☆ ☆ ☆

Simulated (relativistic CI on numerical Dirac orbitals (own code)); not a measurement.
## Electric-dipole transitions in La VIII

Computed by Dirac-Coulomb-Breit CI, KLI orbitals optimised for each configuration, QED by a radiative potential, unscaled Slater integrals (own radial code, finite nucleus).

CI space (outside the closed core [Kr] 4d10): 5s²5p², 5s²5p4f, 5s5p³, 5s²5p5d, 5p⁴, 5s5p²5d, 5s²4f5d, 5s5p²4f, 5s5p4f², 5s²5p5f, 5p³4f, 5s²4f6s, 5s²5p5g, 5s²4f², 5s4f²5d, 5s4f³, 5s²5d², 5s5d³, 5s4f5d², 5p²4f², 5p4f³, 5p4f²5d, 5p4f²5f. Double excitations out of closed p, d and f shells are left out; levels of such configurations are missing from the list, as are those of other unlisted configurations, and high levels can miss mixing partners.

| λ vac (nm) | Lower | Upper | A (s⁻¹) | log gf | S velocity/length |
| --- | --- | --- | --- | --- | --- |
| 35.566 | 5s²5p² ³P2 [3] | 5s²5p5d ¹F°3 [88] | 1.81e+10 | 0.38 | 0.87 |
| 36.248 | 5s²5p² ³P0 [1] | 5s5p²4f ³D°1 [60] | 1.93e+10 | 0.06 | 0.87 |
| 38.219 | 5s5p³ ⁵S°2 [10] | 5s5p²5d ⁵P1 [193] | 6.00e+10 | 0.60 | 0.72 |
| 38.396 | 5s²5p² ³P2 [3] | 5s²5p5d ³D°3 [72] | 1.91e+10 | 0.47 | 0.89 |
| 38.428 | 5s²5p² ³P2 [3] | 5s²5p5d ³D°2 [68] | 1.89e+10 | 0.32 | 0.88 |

☆ ☆ ☆

- _Assigned task_: Set down the listing above in its entirety, exactly as written.

- _Expected answer_:
Simulated (relativistic CI on numerical Dirac orbitals (own code)); not a measurement.
## Electric-dipole transitions in La VIII

Computed by Dirac-Coulomb-Breit CI, KLI orbitals optimised for each configuration, QED by a radiative potential, unscaled Slater integrals (own radial code, finite nucleus).

CI space (outside the closed core [Kr] 4d10): 5s²5p², 5s²5p4f, 5s5p³, 5s²5p5d, 5p⁴, 5s5p²5d, 5s²4f5d, 5s5p²4f, 5s5p4f², 5s²5p5f, 5p³4f, 5s²4f6s, 5s²5p5g, 5s²4f², 5s4f²5d, 5s4f³, 5s²5d², 5s5d³, 5s4f5d², 5p²4f², 5p4f³, 5p4f²5d, 5p4f²5f. Double excitations out of closed p, d and f shells are left out; levels of such configurations are missing from the list, as are those of other unlisted configurations, and high levels can miss mixing partners.

| λ vac (nm) | Lower | Upper | A (s⁻¹) | log gf | S velocity/length |
| --- | --- | --- | --- | --- | --- |
| 35.566 | 5s²5p² ³P2 [3] | 5s²5p5d ¹F°3 [88] | 1.81e+10 | 0.38 | 0.87 |
| 36.248 | 5s²5p² ³P0 [1] | 5s5p²4f ³D°1 [60] | 1.93e+10 | 0.06 | 0.87 |
| 38.219 | 5s5p³ ⁵S°2 [10] | 5s5p²5d ⁵P1 [193] | 6.00e+10 | 0.60 | 0.72 |
| 38.396 | 5s²5p² ³P2 [3] | 5s²5p5d ³D°3 [72] | 1.91e+10 | 0.47 | 0.89 |
| 38.428 | 5s²5p² ³P2 [3] | 5s²5p5d ³D°2 [68] | 1.89e+10 | 0.32 | 0.88 |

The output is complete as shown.